#### ASSIGNED TASK:
Quote the material below exactly as written, from the first line to the line that holds "1.55 | 1.65 |", endpoints included.

....

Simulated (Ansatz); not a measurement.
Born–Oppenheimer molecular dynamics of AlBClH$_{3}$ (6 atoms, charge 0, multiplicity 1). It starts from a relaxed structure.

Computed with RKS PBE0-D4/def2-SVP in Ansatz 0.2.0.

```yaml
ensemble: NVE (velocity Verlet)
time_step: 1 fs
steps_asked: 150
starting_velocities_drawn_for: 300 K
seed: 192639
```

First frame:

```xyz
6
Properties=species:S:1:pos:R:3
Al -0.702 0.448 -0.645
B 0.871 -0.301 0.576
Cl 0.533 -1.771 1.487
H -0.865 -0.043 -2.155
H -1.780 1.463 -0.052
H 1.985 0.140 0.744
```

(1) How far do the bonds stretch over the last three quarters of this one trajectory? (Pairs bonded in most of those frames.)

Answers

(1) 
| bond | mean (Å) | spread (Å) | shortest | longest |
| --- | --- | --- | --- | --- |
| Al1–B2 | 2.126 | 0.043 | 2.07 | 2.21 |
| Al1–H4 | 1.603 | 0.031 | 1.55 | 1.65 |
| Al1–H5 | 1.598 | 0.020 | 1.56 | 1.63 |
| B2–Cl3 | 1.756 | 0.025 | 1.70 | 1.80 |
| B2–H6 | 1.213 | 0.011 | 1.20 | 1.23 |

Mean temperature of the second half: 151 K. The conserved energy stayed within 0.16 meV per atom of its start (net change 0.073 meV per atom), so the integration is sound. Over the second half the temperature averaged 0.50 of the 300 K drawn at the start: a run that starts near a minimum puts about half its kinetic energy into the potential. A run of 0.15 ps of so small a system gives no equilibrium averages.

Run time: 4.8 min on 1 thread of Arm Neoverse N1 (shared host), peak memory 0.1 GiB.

....

#### TASK RESPONSE:
Simulated (Ansatz); not a measurement.
Born–Oppenheimer molecular dynamics of AlBClH$_{3}$ (6 atoms, charge 0, multiplicity 1). It starts from a relaxed structure.

Computed with RKS PBE0-D4/def2-SVP in Ansatz 0.2.0.

```yaml
ensemble: NVE (velocity Verlet)
time_step: 1 fs
steps_asked: 150
starting_velocities_drawn_for: 300 K
seed: 192639
```

First frame:

```xyz
6
Properties=species:S:1:pos:R:3
Al -0.702 0.448 -0.645
B 0.871 -0.301 0.576
Cl 0.533 -1.771 1.487
H -0.865 -0.043 -2.155
H -1.780 1.463 -0.052
H 1.985 0.140 0.744
```

(1) How far do the bonds stretch over the last three quarters of this one trajectory? (Pairs bonded in most of those frames.)

Answers

(1) 
| bond | mean (Å) | spread (Å) | shortest | longest |
| --- | --- | --- | --- | --- |
| Al1–B2 | 2.126 | 0.043 | 2.07 | 2.21 |
| Al1–H4 | 1.603 | 0.031 | 1.55 | 1.65 |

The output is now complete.